==== RECORD EXTRACTS

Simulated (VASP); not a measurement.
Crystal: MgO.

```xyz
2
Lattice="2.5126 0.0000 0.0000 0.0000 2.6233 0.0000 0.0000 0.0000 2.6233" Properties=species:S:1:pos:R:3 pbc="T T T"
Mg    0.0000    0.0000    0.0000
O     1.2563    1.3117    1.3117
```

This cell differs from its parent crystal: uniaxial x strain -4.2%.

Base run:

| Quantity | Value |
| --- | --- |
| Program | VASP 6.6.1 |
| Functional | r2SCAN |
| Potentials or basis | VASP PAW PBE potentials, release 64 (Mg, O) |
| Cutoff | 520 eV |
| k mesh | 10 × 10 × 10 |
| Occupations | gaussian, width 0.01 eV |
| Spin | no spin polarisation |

========

-- WORK INSTRUCTION --
Taking care to match every character, output all of the entries above.

-- RESPONSE BOX --
Simulated (VASP); not a measurement.
Crystal: MgO.

```xyz
2
Lattice="2.5126 0.0000 0.0000 0.0000 2.6233 0.0000 0.0000 0.0000 2.6233" Properties=species:S:1:pos:R:3 pbc="T T T"
Mg    0.0000    0.0000    0.0000
O     1.2563    1.3117    1.3117
```

This cell differs from its parent crystal: uniaxial x strain -4.2%.

Base run:

| Quantity | Value |
| --- | --- |
| Program | VASP 6.6.1 |
| Functional | r2SCAN |
| Potentials or basis | VASP PAW PBE potentials, release 64 (Mg, O) |
| Cutoff | 520 eV |
| k mesh | 10 × 10 × 10 |
| Occupations | gaussian, width 0.01 eV |
| Spin | no spin polarisation |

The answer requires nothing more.